→ **Work task**:
Here is a block of entries. Write out its lines exactly, from the first through the one containing "Each program uses".

→ **Data shown**:
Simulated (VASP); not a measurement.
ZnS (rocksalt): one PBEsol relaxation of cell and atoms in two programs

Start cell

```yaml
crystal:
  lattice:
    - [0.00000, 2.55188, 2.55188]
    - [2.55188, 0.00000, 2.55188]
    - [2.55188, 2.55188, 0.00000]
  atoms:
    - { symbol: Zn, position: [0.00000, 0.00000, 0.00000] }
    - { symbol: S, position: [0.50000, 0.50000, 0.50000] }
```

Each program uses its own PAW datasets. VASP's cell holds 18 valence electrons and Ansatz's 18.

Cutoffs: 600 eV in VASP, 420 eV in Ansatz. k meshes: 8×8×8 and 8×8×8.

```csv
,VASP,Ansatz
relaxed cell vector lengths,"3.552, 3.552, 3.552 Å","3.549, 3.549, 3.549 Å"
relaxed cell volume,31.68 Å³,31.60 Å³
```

→ **Task answer**:
Simulated (VASP); not a measurement.
ZnS (rocksalt): one PBEsol relaxation of cell and atoms in two programs

Start cell

```yaml
crystal:
  lattice:
    - [0.00000, 2.55188, 2.55188]
    - [2.55188, 0.00000, 2.55188]
    - [2.55188, 2.55188, 0.00000]
  atoms:
    - { symbol: Zn, position: [0.00000, 0.00000, 0.00000] }
    - { symbol: S, position: [0.50000, 0.50000, 0.50000] }
```

Each program uses its own PAW datasets. VASP's cell holds 18 valence electrons and Ansatz's 18.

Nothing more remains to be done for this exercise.